• ASSIGNMENT: Transcribe exactly everything in the data below from the line containing "J/(mol K) |" down to the line containing "moment | 1.94 D |", both lines included and nothing further.

• RECORD EXTRACTS:
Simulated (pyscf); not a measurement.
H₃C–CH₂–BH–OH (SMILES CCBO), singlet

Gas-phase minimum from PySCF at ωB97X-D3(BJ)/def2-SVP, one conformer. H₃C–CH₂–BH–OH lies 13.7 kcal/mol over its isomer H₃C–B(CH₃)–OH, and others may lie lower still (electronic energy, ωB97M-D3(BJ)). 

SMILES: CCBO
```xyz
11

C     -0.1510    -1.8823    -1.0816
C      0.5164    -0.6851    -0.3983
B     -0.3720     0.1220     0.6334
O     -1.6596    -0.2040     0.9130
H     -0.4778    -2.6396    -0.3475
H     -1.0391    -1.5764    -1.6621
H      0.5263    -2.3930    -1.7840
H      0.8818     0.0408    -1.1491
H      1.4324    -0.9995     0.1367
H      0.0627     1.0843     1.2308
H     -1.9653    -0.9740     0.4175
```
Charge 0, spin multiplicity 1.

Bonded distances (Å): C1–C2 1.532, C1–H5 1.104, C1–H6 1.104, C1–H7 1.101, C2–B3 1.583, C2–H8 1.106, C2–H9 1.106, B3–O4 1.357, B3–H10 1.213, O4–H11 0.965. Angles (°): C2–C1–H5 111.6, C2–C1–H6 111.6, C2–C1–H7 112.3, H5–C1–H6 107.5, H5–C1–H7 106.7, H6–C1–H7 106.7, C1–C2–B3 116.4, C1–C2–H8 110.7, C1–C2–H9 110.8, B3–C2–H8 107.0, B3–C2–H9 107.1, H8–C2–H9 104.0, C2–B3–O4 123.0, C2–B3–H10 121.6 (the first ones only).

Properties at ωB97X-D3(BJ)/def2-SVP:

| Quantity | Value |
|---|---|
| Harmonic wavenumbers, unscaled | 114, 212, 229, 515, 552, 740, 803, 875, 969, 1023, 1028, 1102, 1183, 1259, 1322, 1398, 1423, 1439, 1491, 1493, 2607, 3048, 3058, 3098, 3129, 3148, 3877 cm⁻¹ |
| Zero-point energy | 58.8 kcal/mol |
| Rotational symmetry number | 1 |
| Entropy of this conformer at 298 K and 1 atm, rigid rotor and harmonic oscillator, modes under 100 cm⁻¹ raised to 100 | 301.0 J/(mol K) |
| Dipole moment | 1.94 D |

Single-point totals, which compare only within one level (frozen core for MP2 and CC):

• TASK SOLUTION:
| Entropy of this conformer at 298 K and 1 atm, rigid rotor and harmonic oscillator, modes under 100 cm⁻¹ raised to 100 | 301.0 J/(mol K) |
| Dipole moment | 1.94 D |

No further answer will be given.